(Available data begins)

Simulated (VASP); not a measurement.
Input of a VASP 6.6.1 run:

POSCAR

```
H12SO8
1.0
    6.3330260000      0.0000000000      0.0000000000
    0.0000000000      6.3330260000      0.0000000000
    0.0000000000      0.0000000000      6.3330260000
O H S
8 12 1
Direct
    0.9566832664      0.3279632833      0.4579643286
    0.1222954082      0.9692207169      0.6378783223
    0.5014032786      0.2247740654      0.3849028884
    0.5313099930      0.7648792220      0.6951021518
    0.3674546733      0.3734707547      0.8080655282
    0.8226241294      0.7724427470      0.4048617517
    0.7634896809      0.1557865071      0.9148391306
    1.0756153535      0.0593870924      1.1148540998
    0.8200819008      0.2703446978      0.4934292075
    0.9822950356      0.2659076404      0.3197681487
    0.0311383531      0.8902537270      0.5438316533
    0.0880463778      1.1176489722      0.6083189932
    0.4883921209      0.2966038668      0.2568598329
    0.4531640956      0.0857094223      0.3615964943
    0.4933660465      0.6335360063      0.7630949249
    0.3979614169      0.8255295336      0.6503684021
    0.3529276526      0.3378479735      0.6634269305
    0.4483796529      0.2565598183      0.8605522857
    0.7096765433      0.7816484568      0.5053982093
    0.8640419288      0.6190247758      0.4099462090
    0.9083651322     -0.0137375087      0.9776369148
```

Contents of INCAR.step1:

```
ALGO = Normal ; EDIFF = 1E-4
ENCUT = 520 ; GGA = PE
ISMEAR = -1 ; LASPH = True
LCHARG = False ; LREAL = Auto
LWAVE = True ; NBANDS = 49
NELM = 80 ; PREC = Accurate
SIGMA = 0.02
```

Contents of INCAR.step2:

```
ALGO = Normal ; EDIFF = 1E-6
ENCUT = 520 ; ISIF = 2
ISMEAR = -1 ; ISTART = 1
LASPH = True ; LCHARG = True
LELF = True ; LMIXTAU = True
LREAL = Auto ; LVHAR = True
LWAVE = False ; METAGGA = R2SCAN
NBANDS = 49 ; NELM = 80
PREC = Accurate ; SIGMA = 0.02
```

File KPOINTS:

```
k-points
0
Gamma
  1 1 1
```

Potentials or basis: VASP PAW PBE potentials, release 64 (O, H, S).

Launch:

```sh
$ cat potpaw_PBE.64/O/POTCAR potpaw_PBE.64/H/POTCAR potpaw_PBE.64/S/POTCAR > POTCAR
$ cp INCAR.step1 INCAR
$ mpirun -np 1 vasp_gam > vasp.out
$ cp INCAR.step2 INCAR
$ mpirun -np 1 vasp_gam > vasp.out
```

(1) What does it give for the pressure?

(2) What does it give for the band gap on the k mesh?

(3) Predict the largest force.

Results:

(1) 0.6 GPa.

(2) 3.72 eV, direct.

(Available data ends)

Give the lines again, exactly as they stand, from the beginning of the data through the line with "(2) What does".

## Exercise solution
Simulated (VASP); not a measurement.
Input of a VASP 6.6.1 run:

POSCAR

```
H12SO8
1.0
    6.3330260000      0.0000000000      0.0000000000
    0.0000000000      6.3330260000      0.0000000000
    0.0000000000      0.0000000000      6.3330260000
O H S
8 12 1
Direct
    0.9566832664      0.3279632833      0.4579643286
    0.1222954082      0.9692207169      0.6378783223
    0.5014032786      0.2247740654      0.3849028884
    0.5313099930      0.7648792220      0.6951021518
    0.3674546733      0.3734707547      0.8080655282
    0.8226241294      0.7724427470      0.4048617517
    0.7634896809      0.1557865071      0.9148391306
    1.0756153535      0.0593870924      1.1148540998
    0.8200819008      0.2703446978      0.4934292075
    0.9822950356      0.2659076404      0.3197681487
    0.0311383531      0.8902537270      0.5438316533
    0.0880463778      1.1176489722      0.6083189932
    0.4883921209      0.2966038668      0.2568598329
    0.4531640956      0.0857094223      0.3615964943
    0.4933660465      0.6335360063      0.7630949249
    0.3979614169      0.8255295336      0.6503684021
    0.3529276526      0.3378479735      0.6634269305
    0.4483796529      0.2565598183      0.8605522857
    0.7096765433      0.7816484568      0.5053982093
    0.8640419288      0.6190247758      0.4099462090
    0.9083651322     -0.0137375087      0.9776369148
```

Contents of INCAR.step1:

```
ALGO = Normal ; EDIFF = 1E-4
ENCUT = 520 ; GGA = PE
ISMEAR = -1 ; LASPH = True
LCHARG = False ; LREAL = Auto
LWAVE = True ; NBANDS = 49
NELM = 80 ; PREC = Accurate
SIGMA = 0.02
```

Contents of INCAR.step2:

```
ALGO = Normal ; EDIFF = 1E-6
ENCUT = 520 ; ISIF = 2
ISMEAR = -1 ; ISTART = 1
LASPH = True ; LCHARG = True
LELF = True ; LMIXTAU = True
LREAL = Auto ; LVHAR = True
LWAVE = False ; METAGGA = R2SCAN
NBANDS = 49 ; NELM = 80
PREC = Accurate ; SIGMA = 0.02
```

File KPOINTS:

```
k-points
0
Gamma
  1 1 1
```

Potentials or basis: VASP PAW PBE potentials, release 64 (O, H, S).

Launch:

```sh
$ cat potpaw_PBE.64/O/POTCAR potpaw_PBE.64/H/POTCAR potpaw_PBE.64/S/POTCAR > POTCAR
$ cp INCAR.step1 INCAR
$ mpirun -np 1 vasp_gam > vasp.out
$ cp INCAR.step2 INCAR
$ mpirun -np 1 vasp_gam > vasp.out
```

(1) What does it give for the pressure?

(2) What does it give for the band gap on the k mesh?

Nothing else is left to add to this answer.